- **WORK TASK**
Using the data below, output the first line and every line after it up to and including the line containing "(1) Bonds broken: Si1–Cl2, Br7–H8.", exactly as written and with nothing added.

- **ENTRIES PROVIDED**
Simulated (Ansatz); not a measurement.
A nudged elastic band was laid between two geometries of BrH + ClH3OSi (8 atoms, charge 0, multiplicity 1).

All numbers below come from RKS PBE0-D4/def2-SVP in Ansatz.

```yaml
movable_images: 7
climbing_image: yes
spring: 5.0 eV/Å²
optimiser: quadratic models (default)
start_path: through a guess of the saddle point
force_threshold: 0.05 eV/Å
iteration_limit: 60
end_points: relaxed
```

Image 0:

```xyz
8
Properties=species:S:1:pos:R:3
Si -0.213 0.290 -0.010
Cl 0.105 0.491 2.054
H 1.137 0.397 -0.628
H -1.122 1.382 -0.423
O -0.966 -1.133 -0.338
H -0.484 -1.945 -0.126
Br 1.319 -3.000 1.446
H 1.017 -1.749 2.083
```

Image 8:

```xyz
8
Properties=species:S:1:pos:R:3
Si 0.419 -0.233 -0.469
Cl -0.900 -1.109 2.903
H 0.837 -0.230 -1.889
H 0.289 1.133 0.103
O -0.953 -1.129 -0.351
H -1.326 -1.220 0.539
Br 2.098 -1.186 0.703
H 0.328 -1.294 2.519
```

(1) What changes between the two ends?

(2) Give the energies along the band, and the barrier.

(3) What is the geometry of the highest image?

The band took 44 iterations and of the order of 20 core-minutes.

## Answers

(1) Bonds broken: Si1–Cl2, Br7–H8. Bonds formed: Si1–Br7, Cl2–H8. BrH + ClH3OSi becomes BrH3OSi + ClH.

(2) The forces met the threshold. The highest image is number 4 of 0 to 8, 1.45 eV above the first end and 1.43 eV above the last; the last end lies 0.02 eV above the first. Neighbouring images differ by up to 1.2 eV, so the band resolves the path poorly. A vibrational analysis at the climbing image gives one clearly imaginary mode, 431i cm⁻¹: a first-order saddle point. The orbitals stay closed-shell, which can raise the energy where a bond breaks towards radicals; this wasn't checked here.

- **WORKED SOLUTION**
Simulated (Ansatz); not a measurement.
A nudged elastic band was laid between two geometries of BrH + ClH3OSi (8 atoms, charge 0, multiplicity 1).

All numbers below come from RKS PBE0-D4/def2-SVP in Ansatz.

```yaml
movable_images: 7
climbing_image: yes
spring: 5.0 eV/Å²
optimiser: quadratic models (default)
start_path: through a guess of the saddle point
force_threshold: 0.05 eV/Å
iteration_limit: 60
end_points: relaxed
```

Image 0:

```xyz
8
Properties=species:S:1:pos:R:3
Si -0.213 0.290 -0.010
Cl 0.105 0.491 2.054
H 1.137 0.397 -0.628
H -1.122 1.382 -0.423
O -0.966 -1.133 -0.338
H -0.484 -1.945 -0.126
Br 1.319 -3.000 1.446
H 1.017 -1.749 2.083
```

Image 8:

```xyz
8
Properties=species:S:1:pos:R:3
Si 0.419 -0.233 -0.469
Cl -0.900 -1.109 2.903
H 0.837 -0.230 -1.889
H 0.289 1.133 0.103
O -0.953 -1.129 -0.351
H -1.326 -1.220 0.539
Br 2.098 -1.186 0.703
H 0.328 -1.294 2.519
```

(1) What changes between the two ends?

(2) Give the energies along the band, and the barrier.

(3) What is the geometry of the highest image?

The band took 44 iterations and of the order of 20 core-minutes.

## Answers

(1) Bonds broken: Si1–Cl2, Br7–H8. Bonds formed: Si1–Br7, Cl2–H8. BrH + ClH3OSi becomes BrH3OSi + ClH.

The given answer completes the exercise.